_WORK ITEM:_
Copy out every record that follows, word for word.

_DATA SUPPLIED:_
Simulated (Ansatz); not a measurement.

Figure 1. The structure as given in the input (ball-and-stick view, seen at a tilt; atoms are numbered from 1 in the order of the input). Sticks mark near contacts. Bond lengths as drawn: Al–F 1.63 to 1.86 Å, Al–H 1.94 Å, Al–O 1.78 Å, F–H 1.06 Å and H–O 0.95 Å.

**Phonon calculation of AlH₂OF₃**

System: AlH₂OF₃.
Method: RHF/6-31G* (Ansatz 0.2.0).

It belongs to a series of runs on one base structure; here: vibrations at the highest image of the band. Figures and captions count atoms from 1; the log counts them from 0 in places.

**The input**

_ANSWER SECTION:_
Simulated (Ansatz); not a measurement.

Figure 1. The structure as given in the input (ball-and-stick view, seen at a tilt; atoms are numbered from 1 in the order of the input). Sticks mark near contacts. Bond lengths as drawn: Al–F 1.63 to 1.86 Å, Al–H 1.94 Å, Al–O 1.78 Å, F–H 1.06 Å and H–O 0.95 Å.

**Phonon calculation of AlH₂OF₃**

System: AlH₂OF₃.
Method: RHF/6-31G* (Ansatz 0.2.0).

It belongs to a series of runs on one base structure; here: vibrations at the highest image of the band. Figures and captions count atoms from 1; the log counts them from 0 in places.

**The input**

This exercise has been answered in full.